• [Work task] Which lines run from the line with "2. The two T1" through the line with "4. Bands: 3T2" in the entries below? Print them exactly, both ends included, and nothing more.

• [Data section]
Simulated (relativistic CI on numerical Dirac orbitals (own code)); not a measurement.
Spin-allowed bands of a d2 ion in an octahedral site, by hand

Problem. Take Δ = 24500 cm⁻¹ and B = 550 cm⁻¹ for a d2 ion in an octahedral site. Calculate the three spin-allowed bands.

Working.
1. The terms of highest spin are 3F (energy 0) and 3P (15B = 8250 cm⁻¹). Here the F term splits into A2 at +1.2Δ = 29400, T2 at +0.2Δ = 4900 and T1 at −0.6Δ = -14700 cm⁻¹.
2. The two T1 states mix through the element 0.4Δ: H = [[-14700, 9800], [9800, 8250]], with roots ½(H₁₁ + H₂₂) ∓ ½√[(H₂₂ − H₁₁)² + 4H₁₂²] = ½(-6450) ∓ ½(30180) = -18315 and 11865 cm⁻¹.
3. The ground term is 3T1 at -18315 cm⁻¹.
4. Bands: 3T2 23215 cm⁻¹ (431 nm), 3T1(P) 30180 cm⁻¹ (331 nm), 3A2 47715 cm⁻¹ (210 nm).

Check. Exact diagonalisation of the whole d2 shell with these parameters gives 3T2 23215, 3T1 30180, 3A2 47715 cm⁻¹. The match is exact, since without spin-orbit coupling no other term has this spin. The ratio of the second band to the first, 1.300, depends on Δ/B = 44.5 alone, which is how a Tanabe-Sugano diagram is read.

• [Answer area]
2. The two T1 states mix through the element 0.4Δ: H = [[-14700, 9800], [9800, 8250]], with roots ½(H₁₁ + H₂₂) ∓ ½√[(H₂₂ − H₁₁)² + 4H₁₂²] = ½(-6450) ∓ ½(30180) = -18315 and 11865 cm⁻¹.
3. The ground term is 3T1 at -18315 cm⁻¹.
4. Bands: 3T2 23215 cm⁻¹ (431 nm), 3T1(P) 30180 cm⁻¹ (331 nm), 3A2 47715 cm⁻¹ (210 nm).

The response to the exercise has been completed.